### [Work request]
From the records below, print exactly the lines starting at the one containing "Problem. Is the end a minimum?" and ending at the one containing "Solution. Yes; lowest", ends included, and nothing else.

-- Opening Marker --

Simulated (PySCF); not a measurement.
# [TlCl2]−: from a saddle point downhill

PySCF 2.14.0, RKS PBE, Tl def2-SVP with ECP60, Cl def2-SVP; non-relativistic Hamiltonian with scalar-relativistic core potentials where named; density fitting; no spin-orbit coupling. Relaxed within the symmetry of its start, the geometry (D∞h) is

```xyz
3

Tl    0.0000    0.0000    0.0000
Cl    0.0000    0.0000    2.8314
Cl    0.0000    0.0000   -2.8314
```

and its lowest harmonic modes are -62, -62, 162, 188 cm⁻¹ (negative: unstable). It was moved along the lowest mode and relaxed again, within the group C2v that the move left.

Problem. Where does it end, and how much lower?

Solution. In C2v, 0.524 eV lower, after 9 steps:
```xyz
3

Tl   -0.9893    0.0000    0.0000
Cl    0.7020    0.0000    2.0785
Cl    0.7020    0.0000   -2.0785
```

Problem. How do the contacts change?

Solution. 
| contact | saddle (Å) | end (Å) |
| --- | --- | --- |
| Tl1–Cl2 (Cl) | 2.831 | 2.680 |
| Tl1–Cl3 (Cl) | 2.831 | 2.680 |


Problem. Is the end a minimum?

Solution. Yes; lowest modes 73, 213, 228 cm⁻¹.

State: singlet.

-- Closing Marker --

### [Task result]
Problem. Is the end a minimum?

Solution. Yes; lowest modes 73, 213, 228 cm⁻¹.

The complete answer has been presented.